[[ Available data open ]]

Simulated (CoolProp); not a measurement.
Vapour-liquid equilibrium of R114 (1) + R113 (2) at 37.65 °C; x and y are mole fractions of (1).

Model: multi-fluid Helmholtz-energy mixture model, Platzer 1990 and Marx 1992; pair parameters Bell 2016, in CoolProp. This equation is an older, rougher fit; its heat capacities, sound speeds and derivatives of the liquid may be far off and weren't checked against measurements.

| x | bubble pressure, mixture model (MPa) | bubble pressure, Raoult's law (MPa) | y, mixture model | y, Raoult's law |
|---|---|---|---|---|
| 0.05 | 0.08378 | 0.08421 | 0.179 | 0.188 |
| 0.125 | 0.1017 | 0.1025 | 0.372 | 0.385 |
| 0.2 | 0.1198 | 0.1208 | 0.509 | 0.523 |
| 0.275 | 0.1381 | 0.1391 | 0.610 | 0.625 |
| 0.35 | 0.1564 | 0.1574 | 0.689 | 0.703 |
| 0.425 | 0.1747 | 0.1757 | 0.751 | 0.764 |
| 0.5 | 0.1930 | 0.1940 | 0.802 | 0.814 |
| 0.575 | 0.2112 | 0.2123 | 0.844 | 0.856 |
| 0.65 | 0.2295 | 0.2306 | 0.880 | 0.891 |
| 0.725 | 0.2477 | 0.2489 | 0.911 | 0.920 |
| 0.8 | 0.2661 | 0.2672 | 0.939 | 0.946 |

[[ Available data closed ]]

Word for word, extract all the records.

Simulated (CoolProp); not a measurement.
Vapour-liquid equilibrium of R114 (1) + R113 (2) at 37.65 °C; x and y are mole fractions of (1).

Model: multi-fluid Helmholtz-energy mixture model, Platzer 1990 and Marx 1992; pair parameters Bell 2016, in CoolProp. This equation is an older, rougher fit; its heat capacities, sound speeds and derivatives of the liquid may be far off and weren't checked against measurements.

| x | bubble pressure, mixture model (MPa) | bubble pressure, Raoult's law (MPa) | y, mixture model | y, Raoult's law |
|---|---|---|---|---|
| 0.05 | 0.08378 | 0.08421 | 0.179 | 0.188 |
| 0.125 | 0.1017 | 0.1025 | 0.372 | 0.385 |
| 0.2 | 0.1198 | 0.1208 | 0.509 | 0.523 |
| 0.275 | 0.1381 | 0.1391 | 0.610 | 0.625 |
| 0.35 | 0.1564 | 0.1574 | 0.689 | 0.703 |
| 0.425 | 0.1747 | 0.1757 | 0.751 | 0.764 |
| 0.5 | 0.1930 | 0.1940 | 0.802 | 0.814 |
| 0.575 | 0.2112 | 0.2123 | 0.844 | 0.856 |
| 0.65 | 0.2295 | 0.2306 | 0.880 | 0.891 |
| 0.725 | 0.2477 | 0.2489 | 0.911 | 0.920 |
| 0.8 | 0.2661 | 0.2672 | 0.939 | 0.946 |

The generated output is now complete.